◆ Action item
Please retype, unchanged, each line from the top of the material below through the line where "## Step 2: Geometry" appears.

= = =

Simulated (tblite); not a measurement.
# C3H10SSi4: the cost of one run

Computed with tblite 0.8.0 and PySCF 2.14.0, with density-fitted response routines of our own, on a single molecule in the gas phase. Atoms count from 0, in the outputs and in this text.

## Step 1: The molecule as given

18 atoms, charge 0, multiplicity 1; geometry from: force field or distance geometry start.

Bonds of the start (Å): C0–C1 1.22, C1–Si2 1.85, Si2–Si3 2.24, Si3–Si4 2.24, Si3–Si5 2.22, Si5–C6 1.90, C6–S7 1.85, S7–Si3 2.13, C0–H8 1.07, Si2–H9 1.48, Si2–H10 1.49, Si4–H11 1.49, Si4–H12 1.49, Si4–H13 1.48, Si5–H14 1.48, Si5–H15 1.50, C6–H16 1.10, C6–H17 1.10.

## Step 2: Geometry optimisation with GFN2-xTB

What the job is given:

= = =

◆ Exercise result
Simulated (tblite); not a measurement.
# C3H10SSi4: the cost of one run

Computed with tblite 0.8.0 and PySCF 2.14.0, with density-fitted response routines of our own, on a single molecule in the gas phase. Atoms count from 0, in the outputs and in this text.

## Step 1: The molecule as given

18 atoms, charge 0, multiplicity 1; geometry from: force field or distance geometry start.

Bonds of the start (Å): C0–C1 1.22, C1–Si2 1.85, Si2–Si3 2.24, Si3–Si4 2.24, Si3–Si5 2.22, Si5–C6 1.90, C6–S7 1.85, S7–Si3 2.13, C0–H8 1.07, Si2–H9 1.48, Si2–H10 1.49, Si4–H11 1.49, Si4–H12 1.49, Si4–H13 1.48, Si5–H14 1.48, Si5–H15 1.50, C6–H16 1.10, C6–H17 1.10.

## Step 2: Geometry optimisation with GFN2-xTB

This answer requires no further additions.